## EXCERPTED RECORDS:
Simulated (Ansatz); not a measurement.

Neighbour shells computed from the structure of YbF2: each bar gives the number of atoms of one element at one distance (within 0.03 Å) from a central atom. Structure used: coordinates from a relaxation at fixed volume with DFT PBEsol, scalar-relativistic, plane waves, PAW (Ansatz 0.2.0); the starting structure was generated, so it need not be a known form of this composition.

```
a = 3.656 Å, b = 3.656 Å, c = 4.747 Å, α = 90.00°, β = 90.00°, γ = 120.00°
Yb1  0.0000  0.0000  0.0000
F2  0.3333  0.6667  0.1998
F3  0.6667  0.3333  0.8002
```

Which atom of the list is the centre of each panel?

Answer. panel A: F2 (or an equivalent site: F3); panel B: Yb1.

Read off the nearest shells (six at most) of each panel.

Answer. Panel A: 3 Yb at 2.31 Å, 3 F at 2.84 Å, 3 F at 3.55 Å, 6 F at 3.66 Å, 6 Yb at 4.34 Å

## REQUIRED ACTION:
Each line shown above needs to be transcribed exactly.

## RESPONSE:
Simulated (Ansatz); not a measurement.

Neighbour shells computed from the structure of YbF2: each bar gives the number of atoms of one element at one distance (within 0.03 Å) from a central atom. Structure used: coordinates from a relaxation at fixed volume with DFT PBEsol, scalar-relativistic, plane waves, PAW (Ansatz 0.2.0); the starting structure was generated, so it need not be a known form of this composition.

```
a = 3.656 Å, b = 3.656 Å, c = 4.747 Å, α = 90.00°, β = 90.00°, γ = 120.00°
Yb1  0.0000  0.0000  0.0000
F2  0.3333  0.6667  0.1998
F3  0.6667  0.3333  0.8002
```

Which atom of the list is the centre of each panel?

Answer. panel A: F2 (or an equivalent site: F3); panel B: Yb1.

Read off the nearest shells (six at most) of each panel.

Answer. Panel A: 3 Yb at 2.31 Å, 3 F at 2.84 Å, 3 F at 3.55 Å, 6 F at 3.66 Å, 6 Yb at 4.34 Å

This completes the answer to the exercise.